_Work instruction_
Below are some records. Reproduce them exactly from their first line through the line with "The volume is", inclusive.

_Supplied material_
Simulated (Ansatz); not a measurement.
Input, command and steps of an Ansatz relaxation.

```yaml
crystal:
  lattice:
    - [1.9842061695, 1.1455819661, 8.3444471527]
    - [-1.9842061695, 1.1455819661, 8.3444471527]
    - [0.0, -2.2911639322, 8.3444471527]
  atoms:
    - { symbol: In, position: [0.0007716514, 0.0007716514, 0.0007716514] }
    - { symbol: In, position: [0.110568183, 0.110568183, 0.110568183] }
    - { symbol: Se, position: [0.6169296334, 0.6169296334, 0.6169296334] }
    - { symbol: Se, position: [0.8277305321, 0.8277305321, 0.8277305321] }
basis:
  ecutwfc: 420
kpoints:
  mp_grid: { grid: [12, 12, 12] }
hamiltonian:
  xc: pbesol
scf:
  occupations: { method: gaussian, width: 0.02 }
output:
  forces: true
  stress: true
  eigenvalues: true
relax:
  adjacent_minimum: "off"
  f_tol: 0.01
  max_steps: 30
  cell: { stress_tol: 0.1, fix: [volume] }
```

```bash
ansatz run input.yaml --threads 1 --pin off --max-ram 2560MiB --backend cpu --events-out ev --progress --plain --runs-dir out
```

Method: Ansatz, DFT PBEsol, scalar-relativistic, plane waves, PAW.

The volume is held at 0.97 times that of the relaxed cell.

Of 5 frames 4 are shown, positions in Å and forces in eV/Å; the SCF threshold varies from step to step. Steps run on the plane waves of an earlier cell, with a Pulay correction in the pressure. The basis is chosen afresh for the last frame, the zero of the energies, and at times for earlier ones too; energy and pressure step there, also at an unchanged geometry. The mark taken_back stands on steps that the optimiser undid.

_Task answer_
Simulated (Ansatz); not a measurement.
Input, command and steps of an Ansatz relaxation.

```yaml
crystal:
  lattice:
    - [1.9842061695, 1.1455819661, 8.3444471527]
    - [-1.9842061695, 1.1455819661, 8.3444471527]
    - [0.0, -2.2911639322, 8.3444471527]
  atoms:
    - { symbol: In, position: [0.0007716514, 0.0007716514, 0.0007716514] }
    - { symbol: In, position: [0.110568183, 0.110568183, 0.110568183] }
    - { symbol: Se, position: [0.6169296334, 0.6169296334, 0.6169296334] }
    - { symbol: Se, position: [0.8277305321, 0.8277305321, 0.8277305321] }
basis:
  ecutwfc: 420
kpoints:
  mp_grid: { grid: [12, 12, 12] }
hamiltonian:
  xc: pbesol
scf:
  occupations: { method: gaussian, width: 0.02 }
output:
  forces: true
  stress: true
  eigenvalues: true
relax:
  adjacent_minimum: "off"
  f_tol: 0.01
  max_steps: 30
  cell: { stress_tol: 0.1, fix: [volume] }
```

```bash
ansatz run input.yaml --threads 1 --pin off --max-ram 2560MiB --backend cpu --events-out ev --progress --plain --runs-dir out
```

Method: Ansatz, DFT PBEsol, scalar-relativistic, plane waves, PAW.

The volume is held at 0.97 times that of the relaxed cell.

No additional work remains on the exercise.